## GIVEN DATA
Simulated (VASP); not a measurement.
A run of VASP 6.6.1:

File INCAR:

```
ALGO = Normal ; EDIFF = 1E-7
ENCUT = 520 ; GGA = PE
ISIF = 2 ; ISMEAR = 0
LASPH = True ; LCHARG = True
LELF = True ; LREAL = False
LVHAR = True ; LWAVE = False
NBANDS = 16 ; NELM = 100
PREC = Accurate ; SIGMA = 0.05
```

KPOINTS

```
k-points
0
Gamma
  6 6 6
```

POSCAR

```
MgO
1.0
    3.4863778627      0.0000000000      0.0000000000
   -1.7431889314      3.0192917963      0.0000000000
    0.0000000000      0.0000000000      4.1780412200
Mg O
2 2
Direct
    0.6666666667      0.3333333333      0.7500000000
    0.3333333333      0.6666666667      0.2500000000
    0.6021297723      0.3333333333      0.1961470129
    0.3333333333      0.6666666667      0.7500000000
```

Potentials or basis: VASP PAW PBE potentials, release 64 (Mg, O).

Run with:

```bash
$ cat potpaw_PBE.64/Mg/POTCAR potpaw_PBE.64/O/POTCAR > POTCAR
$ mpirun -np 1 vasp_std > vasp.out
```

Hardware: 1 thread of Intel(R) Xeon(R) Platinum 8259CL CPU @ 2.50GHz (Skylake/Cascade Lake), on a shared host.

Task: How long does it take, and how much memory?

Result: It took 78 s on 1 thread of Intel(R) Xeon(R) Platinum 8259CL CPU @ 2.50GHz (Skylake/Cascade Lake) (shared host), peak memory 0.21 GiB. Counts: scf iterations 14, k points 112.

## ACTIVITY
When you repeat the lines, start with the first line of the material and end with the line that contains "Task: How long", keeping both and reproducing each exactly, with nothing added.

## TASK RESPONSE
Simulated (VASP); not a measurement.
A run of VASP 6.6.1:

File INCAR:

```
ALGO = Normal ; EDIFF = 1E-7
ENCUT = 520 ; GGA = PE
ISIF = 2 ; ISMEAR = 0
LASPH = True ; LCHARG = True
LELF = True ; LREAL = False
LVHAR = True ; LWAVE = False
NBANDS = 16 ; NELM = 100
PREC = Accurate ; SIGMA = 0.05
```

KPOINTS

```
k-points
0
Gamma
  6 6 6
```

POSCAR

```
MgO
1.0
    3.4863778627      0.0000000000      0.0000000000
   -1.7431889314      3.0192917963      0.0000000000
    0.0000000000      0.0000000000      4.1780412200
Mg O
2 2
Direct
    0.6666666667      0.3333333333      0.7500000000
    0.3333333333      0.6666666667      0.2500000000
    0.6021297723      0.3333333333      0.1961470129
    0.3333333333      0.6666666667      0.7500000000
```

Potentials or basis: VASP PAW PBE potentials, release 64 (Mg, O).

Run with:

```bash
$ cat potpaw_PBE.64/Mg/POTCAR potpaw_PBE.64/O/POTCAR > POTCAR
$ mpirun -np 1 vasp_std > vasp.out
```

Hardware: 1 thread of Intel(R) Xeon(R) Platinum 8259CL CPU @ 2.50GHz (Skylake/Cascade Lake), on a shared host.

Task: How long does it take, and how much memory?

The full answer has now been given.